Work item => Give the records again, every one, exactly.

Extracted data =>
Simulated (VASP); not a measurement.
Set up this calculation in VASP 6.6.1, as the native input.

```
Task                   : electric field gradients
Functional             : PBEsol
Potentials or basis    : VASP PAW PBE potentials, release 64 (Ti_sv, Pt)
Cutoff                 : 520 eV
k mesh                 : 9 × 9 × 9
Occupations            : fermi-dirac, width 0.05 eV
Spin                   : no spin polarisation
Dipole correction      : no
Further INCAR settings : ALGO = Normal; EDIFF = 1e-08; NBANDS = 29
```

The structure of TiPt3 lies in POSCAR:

Worked solution =>
Simulated (VASP); not a measurement.
Set up this calculation in VASP 6.6.1, as the native input.

```
Task                   : electric field gradients
Functional             : PBEsol
Potentials or basis    : VASP PAW PBE potentials, release 64 (Ti_sv, Pt)
Cutoff                 : 520 eV
k mesh                 : 9 × 9 × 9
Occupations            : fermi-dirac, width 0.05 eV
Spin                   : no spin polarisation
Dipole correction      : no
Further INCAR settings : ALGO = Normal; EDIFF = 1e-08; NBANDS = 29
```

The structure of TiPt3 lies in POSCAR:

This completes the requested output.